RECORD EXTRACTS:
BEGIN

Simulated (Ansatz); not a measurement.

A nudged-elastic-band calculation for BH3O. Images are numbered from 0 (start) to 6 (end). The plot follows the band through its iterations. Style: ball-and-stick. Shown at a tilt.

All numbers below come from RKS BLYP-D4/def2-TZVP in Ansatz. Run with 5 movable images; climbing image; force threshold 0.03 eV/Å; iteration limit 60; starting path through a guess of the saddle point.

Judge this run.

END

REQUIRED ACTION:
The full set of records above is to be printed again verbatim.

RESULT:
Simulated (Ansatz); not a measurement.

A nudged-elastic-band calculation for BH3O. Images are numbered from 0 (start) to 6 (end). The plot follows the band through its iterations. Style: ball-and-stick. Shown at a tilt.

All numbers below come from RKS BLYP-D4/def2-TZVP in Ansatz. Run with 5 movable images; climbing image; force threshold 0.03 eV/Å; iteration limit 60; starting path through a guess of the saddle point.

Judge this run.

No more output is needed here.